[Source information]
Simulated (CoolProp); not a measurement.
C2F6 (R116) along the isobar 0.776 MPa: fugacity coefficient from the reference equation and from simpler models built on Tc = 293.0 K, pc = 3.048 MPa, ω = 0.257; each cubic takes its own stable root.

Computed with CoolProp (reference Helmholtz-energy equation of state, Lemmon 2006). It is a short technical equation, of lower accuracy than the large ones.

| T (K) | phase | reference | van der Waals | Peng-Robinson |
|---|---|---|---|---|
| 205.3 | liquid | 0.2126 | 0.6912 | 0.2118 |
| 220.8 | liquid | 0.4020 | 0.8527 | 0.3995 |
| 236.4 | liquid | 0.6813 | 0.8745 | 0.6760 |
[/Source information]

• **Assignment**
Print all the lines exactly as they occur in the listing.

• **Answer section**
Simulated (CoolProp); not a measurement.
C2F6 (R116) along the isobar 0.776 MPa: fugacity coefficient from the reference equation and from simpler models built on Tc = 293.0 K, pc = 3.048 MPa, ω = 0.257; each cubic takes its own stable root.

Computed with CoolProp (reference Helmholtz-energy equation of state, Lemmon 2006). It is a short technical equation, of lower accuracy than the large ones.

| T (K) | phase | reference | van der Waals | Peng-Robinson |
|---|---|---|---|---|
| 205.3 | liquid | 0.2126 | 0.6912 | 0.2118 |
| 220.8 | liquid | 0.4020 | 0.8527 | 0.3995 |
| 236.4 | liquid | 0.6813 | 0.8745 | 0.6760 |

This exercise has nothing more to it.